(Information provided begins)

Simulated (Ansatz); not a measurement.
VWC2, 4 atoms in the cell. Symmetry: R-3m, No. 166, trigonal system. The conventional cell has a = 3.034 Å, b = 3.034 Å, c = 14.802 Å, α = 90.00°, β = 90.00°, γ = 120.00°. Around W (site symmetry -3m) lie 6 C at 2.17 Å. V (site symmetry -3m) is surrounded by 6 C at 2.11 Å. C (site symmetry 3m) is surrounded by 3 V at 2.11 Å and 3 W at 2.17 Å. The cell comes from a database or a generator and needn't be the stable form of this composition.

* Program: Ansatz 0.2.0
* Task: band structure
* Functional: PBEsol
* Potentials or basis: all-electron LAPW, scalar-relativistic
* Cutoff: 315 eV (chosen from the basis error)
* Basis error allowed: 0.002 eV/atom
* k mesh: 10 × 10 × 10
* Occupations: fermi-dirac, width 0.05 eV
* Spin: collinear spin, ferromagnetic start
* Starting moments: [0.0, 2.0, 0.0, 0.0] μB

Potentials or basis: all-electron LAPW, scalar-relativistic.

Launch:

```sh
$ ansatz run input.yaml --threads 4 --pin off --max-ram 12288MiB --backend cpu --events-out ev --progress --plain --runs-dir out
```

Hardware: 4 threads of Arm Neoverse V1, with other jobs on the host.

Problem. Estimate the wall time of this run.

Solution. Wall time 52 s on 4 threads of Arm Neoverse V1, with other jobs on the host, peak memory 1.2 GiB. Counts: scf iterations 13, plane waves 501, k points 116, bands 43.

(Information provided ends)

Required action
Every record, from top to bottom, must be transcribed exactly.

Task answer
Simulated (Ansatz); not a measurement.
VWC2, 4 atoms in the cell. Symmetry: R-3m, No. 166, trigonal system. The conventional cell has a = 3.034 Å, b = 3.034 Å, c = 14.802 Å, α = 90.00°, β = 90.00°, γ = 120.00°. Around W (site symmetry -3m) lie 6 C at 2.17 Å. V (site symmetry -3m) is surrounded by 6 C at 2.11 Å. C (site symmetry 3m) is surrounded by 3 V at 2.11 Å and 3 W at 2.17 Å. The cell comes from a database or a generator and needn't be the stable form of this composition.

* Program: Ansatz 0.2.0
* Task: band structure
* Functional: PBEsol
* Potentials or basis: all-electron LAPW, scalar-relativistic
* Cutoff: 315 eV (chosen from the basis error)
* Basis error allowed: 0.002 eV/atom
* k mesh: 10 × 10 × 10
* Occupations: fermi-dirac, width 0.05 eV
* Spin: collinear spin, ferromagnetic start
* Starting moments: [0.0, 2.0, 0.0, 0.0] μB

Potentials or basis: all-electron LAPW, scalar-relativistic.

Launch:

```sh
$ ansatz run input.yaml --threads 4 --pin off --max-ram 12288MiB --backend cpu --events-out ev --progress --plain --runs-dir out
```

Hardware: 4 threads of Arm Neoverse V1, with other jobs on the host.

Problem. Estimate the wall time of this run.

Solution. Wall time 52 s on 4 threads of Arm Neoverse V1, with other jobs on the host, peak memory 1.2 GiB. Counts: scf iterations 13, plane waves 501, k points 116, bands 43.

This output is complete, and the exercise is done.